▶ **REQUIREMENT**
Give back the full set of entries that follows, exactly as written.

▶ **SUPPLIED ENTRIES**
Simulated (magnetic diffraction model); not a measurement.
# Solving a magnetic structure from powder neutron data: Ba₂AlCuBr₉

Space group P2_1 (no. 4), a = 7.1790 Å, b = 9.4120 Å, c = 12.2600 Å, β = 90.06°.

▶ **ANSWER AREA**
Simulated (magnetic diffraction model); not a measurement.
# Solving a magnetic structure from powder neutron data: Ba₂AlCuBr₉

Space group P2_1 (no. 4), a = 7.1790 Å, b = 9.4120 Å, c = 12.2600 Å, β = 90.06°.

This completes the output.